[Start of section]

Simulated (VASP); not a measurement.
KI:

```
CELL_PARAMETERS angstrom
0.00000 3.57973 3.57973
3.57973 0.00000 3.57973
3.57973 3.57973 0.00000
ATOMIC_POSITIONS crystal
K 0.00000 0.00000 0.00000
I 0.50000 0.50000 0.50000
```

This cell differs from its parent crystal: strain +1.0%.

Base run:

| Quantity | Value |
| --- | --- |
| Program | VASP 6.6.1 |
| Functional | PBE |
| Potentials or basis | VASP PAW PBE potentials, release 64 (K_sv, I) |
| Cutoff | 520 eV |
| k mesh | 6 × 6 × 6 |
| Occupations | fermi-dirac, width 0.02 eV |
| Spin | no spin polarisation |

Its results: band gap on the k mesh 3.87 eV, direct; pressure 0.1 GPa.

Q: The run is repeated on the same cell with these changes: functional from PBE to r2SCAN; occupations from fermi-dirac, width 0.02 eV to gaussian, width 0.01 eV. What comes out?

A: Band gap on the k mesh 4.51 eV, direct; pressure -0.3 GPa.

[End of section]

Each line of the listing must appear in the answer exactly as above.

Simulated (VASP); not a measurement.
KI:

```
CELL_PARAMETERS angstrom
0.00000 3.57973 3.57973
3.57973 0.00000 3.57973
3.57973 3.57973 0.00000
ATOMIC_POSITIONS crystal
K 0.00000 0.00000 0.00000
I 0.50000 0.50000 0.50000
```

This cell differs from its parent crystal: strain +1.0%.

Base run:

| Quantity | Value |
| --- | --- |
| Program | VASP 6.6.1 |
| Functional | PBE |
| Potentials or basis | VASP PAW PBE potentials, release 64 (K_sv, I) |
| Cutoff | 520 eV |
| k mesh | 6 × 6 × 6 |
| Occupations | fermi-dirac, width 0.02 eV |
| Spin | no spin polarisation |

Its results: band gap on the k mesh 3.87 eV, direct; pressure 0.1 GPa.

Q: The run is repeated on the same cell with these changes: functional from PBE to r2SCAN; occupations from fermi-dirac, width 0.02 eV to gaussian, width 0.01 eV. What comes out?

A: Band gap on the k mesh 4.51 eV, direct; pressure -0.3 GPa.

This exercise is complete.